#### EXTRACTED DATA:
......

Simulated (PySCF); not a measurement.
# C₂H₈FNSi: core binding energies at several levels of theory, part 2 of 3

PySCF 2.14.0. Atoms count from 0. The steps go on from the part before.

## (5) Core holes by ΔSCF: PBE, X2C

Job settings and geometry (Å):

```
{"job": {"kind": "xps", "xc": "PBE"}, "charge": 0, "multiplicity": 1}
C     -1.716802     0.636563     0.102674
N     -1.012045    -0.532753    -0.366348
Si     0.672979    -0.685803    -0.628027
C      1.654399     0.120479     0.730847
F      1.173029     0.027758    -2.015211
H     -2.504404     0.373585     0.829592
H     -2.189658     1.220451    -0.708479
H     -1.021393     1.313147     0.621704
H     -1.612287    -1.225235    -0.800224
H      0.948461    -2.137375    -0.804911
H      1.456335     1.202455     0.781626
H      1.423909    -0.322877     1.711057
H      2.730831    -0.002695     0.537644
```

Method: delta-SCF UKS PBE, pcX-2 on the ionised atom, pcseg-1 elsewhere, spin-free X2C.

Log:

......

#### EXERCISE:
Starting at the first line and ending at the last, restate the material word for word.

#### RESPONSE:
Simulated (PySCF); not a measurement.
# C₂H₈FNSi: core binding energies at several levels of theory, part 2 of 3

PySCF 2.14.0. Atoms count from 0. The steps go on from the part before.

## (5) Core holes by ΔSCF: PBE, X2C

Job settings and geometry (Å):

```
{"job": {"kind": "xps", "xc": "PBE"}, "charge": 0, "multiplicity": 1}
C     -1.716802     0.636563     0.102674
N     -1.012045    -0.532753    -0.366348
Si     0.672979    -0.685803    -0.628027
C      1.654399     0.120479     0.730847
F      1.173029     0.027758    -2.015211
H     -2.504404     0.373585     0.829592
H     -2.189658     1.220451    -0.708479
H     -1.021393     1.313147     0.621704
H     -1.612287    -1.225235    -0.800224
H      0.948461    -2.137375    -0.804911
H      1.456335     1.202455     0.781626
H      1.423909    -0.322877     1.711057
H      2.730831    -0.002695     0.537644
```

Method: delta-SCF UKS PBE, pcX-2 on the ionised atom, pcseg-1 elsewhere, spin-free X2C.

Log:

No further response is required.